BEGIN Supplied data

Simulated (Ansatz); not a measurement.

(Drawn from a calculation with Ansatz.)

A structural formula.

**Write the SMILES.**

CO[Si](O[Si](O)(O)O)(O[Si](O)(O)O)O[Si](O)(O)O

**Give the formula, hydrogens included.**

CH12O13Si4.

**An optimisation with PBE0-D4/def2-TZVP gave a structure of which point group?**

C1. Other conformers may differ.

END Supplied data

Action item: Copy back the listing above exactly, but only from the line with "CH12O13Si4." through the line with "which point group?**", both ends included.

Exercise result:
CH12O13Si4.

**An optimisation with PBE0-D4/def2-TZVP gave a structure of which point group?**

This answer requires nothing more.